» **Exercise**
In the records below, the line with "E. level PBEsol;" opens the range and the line with "Answer: C (-4.7" closes it; print that range exactly and nothing else.

» **Excerpted records**
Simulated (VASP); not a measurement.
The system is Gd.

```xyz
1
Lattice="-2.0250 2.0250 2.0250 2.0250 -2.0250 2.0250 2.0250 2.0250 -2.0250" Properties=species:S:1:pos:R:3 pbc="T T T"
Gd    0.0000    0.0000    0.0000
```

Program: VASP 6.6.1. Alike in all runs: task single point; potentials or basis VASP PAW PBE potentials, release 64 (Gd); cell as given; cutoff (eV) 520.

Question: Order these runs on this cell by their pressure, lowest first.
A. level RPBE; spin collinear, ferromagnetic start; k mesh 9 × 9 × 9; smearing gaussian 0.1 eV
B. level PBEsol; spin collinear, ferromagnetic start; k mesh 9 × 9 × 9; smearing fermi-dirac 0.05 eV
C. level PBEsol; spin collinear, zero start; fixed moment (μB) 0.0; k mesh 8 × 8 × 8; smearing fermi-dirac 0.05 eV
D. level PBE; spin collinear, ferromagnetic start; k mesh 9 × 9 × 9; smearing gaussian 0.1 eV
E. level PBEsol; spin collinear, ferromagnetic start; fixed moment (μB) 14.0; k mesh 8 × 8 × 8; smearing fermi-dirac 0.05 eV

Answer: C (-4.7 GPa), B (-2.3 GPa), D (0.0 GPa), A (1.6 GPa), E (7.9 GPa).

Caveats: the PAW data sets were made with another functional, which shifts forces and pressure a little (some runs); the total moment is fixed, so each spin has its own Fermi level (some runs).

» **Task output**
E. level PBEsol; spin collinear, ferromagnetic start; fixed moment (μB) 14.0; k mesh 8 × 8 × 8; smearing fermi-dirac 0.05 eV

Answer: C (-4.7 GPa), B (-2.3 GPa), D (0.0 GPa), A (1.6 GPa), E (7.9 GPa).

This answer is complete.